§ EXERCISE:
Among the lines below, copy exactly those from the one with "The levels are" through the one with "Answer. A: PBE0/6-31G(d)", counting both ends.

§ DATASET ENTRIES:
[Start of Attachment]

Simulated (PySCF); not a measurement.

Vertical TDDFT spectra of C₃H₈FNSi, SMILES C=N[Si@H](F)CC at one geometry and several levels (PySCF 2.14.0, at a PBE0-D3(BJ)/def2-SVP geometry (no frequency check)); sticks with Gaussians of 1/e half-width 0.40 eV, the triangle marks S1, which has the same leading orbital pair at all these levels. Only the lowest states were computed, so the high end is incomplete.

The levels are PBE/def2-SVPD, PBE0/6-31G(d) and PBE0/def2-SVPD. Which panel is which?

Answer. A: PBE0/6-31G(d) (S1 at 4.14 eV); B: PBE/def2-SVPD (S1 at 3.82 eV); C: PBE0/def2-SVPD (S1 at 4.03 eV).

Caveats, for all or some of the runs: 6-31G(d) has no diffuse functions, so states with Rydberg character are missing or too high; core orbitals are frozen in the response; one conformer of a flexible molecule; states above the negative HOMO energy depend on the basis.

[End of Attachment]

§ EXERCISE SOLUTION:
The levels are PBE/def2-SVPD, PBE0/6-31G(d) and PBE0/def2-SVPD. Which panel is which?

Answer. A: PBE0/6-31G(d) (S1 at 4.14 eV); B: PBE/def2-SVPD (S1 at 3.82 eV); C: PBE0/def2-SVPD (S1 at 4.03 eV).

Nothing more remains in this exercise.